THE DATA:
= Beginning of Section =

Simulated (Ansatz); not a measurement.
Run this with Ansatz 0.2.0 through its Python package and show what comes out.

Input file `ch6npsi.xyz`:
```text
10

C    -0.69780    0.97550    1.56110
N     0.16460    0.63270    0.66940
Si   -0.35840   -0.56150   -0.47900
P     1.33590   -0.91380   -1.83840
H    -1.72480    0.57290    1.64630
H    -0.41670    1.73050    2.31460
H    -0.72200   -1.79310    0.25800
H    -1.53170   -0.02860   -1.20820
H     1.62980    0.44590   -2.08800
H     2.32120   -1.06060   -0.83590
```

= End of Section =

WORK TASK: Return every record above exactly as it appears.

EXPECTED ANSWER:
Simulated (Ansatz); not a measurement.
Run this with Ansatz 0.2.0 through its Python package and show what comes out.

Input file `ch6npsi.xyz`:
```text
10

C    -0.69780    0.97550    1.56110
N     0.16460    0.63270    0.66940
Si   -0.35840   -0.56150   -0.47900
P     1.33590   -0.91380   -1.83840
H    -1.72480    0.57290    1.64630
H    -0.41670    1.73050    2.31460
H    -0.72200   -1.79310    0.25800
H    -1.53170   -0.02860   -1.20820
H     1.62980    0.44590   -2.08800
H     2.32120   -1.06060   -0.83590
```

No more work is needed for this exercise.